» Extracted information
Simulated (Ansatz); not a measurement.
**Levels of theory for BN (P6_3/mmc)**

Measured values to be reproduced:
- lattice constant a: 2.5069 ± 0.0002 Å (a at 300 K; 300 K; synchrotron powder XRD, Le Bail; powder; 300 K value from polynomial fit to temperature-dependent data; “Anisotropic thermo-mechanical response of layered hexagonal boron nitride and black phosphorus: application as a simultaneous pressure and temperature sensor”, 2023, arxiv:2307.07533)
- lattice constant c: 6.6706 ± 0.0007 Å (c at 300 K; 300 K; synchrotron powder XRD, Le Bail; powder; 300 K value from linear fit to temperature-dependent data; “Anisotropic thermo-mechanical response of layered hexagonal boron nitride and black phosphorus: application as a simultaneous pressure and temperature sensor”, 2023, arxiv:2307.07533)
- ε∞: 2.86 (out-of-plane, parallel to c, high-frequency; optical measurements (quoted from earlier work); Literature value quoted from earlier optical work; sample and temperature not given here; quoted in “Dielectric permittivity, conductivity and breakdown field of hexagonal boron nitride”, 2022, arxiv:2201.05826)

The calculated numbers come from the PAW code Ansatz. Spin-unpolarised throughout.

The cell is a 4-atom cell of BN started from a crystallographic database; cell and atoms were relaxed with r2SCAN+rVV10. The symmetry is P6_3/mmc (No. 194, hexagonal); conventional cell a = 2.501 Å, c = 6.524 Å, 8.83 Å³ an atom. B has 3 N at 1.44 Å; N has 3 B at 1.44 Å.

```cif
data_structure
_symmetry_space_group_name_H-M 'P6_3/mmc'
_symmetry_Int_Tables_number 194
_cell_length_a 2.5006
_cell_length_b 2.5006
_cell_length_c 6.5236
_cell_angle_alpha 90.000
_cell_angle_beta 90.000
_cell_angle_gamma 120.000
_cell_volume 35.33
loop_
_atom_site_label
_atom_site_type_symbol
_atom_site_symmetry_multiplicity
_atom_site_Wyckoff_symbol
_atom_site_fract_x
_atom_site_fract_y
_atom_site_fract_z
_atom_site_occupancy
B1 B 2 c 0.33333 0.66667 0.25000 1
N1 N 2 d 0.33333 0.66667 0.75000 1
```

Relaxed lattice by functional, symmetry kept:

» Exercise
Begin at the first line of the material and transcribe each line exactly. End with the line containing "- lattice constant c: 6.6706", and give nothing else.

» Response
Simulated (Ansatz); not a measurement.
**Levels of theory for BN (P6_3/mmc)**

Measured values to be reproduced:
- lattice constant a: 2.5069 ± 0.0002 Å (a at 300 K; 300 K; synchrotron powder XRD, Le Bail; powder; 300 K value from polynomial fit to temperature-dependent data; “Anisotropic thermo-mechanical response of layered hexagonal boron nitride and black phosphorus: application as a simultaneous pressure and temperature sensor”, 2023, arxiv:2307.07533)
- lattice constant c: 6.6706 ± 0.0007 Å (c at 300 K; 300 K; synchrotron powder XRD, Le Bail; powder; 300 K value from linear fit to temperature-dependent data; “Anisotropic thermo-mechanical response of layered hexagonal boron nitride and black phosphorus: application as a simultaneous pressure and temperature sensor”, 2023, arxiv:2307.07533)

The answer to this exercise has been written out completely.